===
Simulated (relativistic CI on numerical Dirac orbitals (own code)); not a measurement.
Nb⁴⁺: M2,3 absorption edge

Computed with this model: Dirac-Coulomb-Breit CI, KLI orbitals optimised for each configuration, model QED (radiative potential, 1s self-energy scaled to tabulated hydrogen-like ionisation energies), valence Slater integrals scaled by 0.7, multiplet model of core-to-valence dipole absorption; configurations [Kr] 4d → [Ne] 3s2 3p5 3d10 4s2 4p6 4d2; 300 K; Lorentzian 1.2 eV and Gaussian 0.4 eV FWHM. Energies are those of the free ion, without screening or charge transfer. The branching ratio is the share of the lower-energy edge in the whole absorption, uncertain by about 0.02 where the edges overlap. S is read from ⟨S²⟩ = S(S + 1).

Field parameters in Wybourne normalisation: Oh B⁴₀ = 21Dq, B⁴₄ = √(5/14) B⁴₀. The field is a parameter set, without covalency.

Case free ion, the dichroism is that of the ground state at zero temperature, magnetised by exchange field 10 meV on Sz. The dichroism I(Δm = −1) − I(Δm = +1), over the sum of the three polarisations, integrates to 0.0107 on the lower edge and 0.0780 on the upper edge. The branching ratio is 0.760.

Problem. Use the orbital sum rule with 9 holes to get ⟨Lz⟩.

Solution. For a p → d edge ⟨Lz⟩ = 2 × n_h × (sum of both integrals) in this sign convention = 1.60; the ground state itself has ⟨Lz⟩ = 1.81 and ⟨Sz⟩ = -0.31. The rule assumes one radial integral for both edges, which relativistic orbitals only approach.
===

WORK ORDER →
Reproduce the entries exactly, starting at their first line and stopping after the line with "Case free ion, the".

RESPONSE BOX →
Simulated (relativistic CI on numerical Dirac orbitals (own code)); not a measurement.
Nb⁴⁺: M2,3 absorption edge

Computed with this model: Dirac-Coulomb-Breit CI, KLI orbitals optimised for each configuration, model QED (radiative potential, 1s self-energy scaled to tabulated hydrogen-like ionisation energies), valence Slater integrals scaled by 0.7, multiplet model of core-to-valence dipole absorption; configurations [Kr] 4d → [Ne] 3s2 3p5 3d10 4s2 4p6 4d2; 300 K; Lorentzian 1.2 eV and Gaussian 0.4 eV FWHM. Energies are those of the free ion, without screening or charge transfer. The branching ratio is the share of the lower-energy edge in the whole absorption, uncertain by about 0.02 where the edges overlap. S is read from ⟨S²⟩ = S(S + 1).

Field parameters in Wybourne normalisation: Oh B⁴₀ = 21Dq, B⁴₄ = √(5/14) B⁴₀. The field is a parameter set, without covalency.

Case free ion, the dichroism is that of the ground state at zero temperature, magnetised by exchange field 10 meV on Sz. The dichroism I(Δm = −1) − I(Δm = +1), over the sum of the three polarisations, integrates to 0.0107 on the lower edge and 0.0780 on the upper edge. The branching ratio is 0.760.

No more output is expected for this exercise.